** Supplied data follows **

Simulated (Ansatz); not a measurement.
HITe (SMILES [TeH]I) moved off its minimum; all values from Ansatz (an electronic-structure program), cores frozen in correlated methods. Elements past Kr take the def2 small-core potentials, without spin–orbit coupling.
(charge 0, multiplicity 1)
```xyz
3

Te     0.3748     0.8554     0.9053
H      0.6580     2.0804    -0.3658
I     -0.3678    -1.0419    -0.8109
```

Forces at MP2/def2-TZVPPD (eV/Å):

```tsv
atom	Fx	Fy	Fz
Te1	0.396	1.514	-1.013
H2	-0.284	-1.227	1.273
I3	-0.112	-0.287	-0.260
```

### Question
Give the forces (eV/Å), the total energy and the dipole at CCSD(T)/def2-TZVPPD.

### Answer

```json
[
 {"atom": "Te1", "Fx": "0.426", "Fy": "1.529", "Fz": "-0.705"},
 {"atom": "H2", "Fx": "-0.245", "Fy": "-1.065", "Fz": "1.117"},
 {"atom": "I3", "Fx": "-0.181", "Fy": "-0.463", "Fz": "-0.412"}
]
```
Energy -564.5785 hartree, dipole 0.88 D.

** End of Supplied data **

> **Work request**
Begin at the first line of the records above and restate each line word for word, stopping after the line with "HITe (SMILES [TeH]I)".

> **Answer space**
Simulated (Ansatz); not a measurement.
HITe (SMILES [TeH]I) moved off its minimum; all values from Ansatz (an electronic-structure program), cores frozen in correlated methods. Elements past Kr take the def2 small-core potentials, without spin–orbit coupling.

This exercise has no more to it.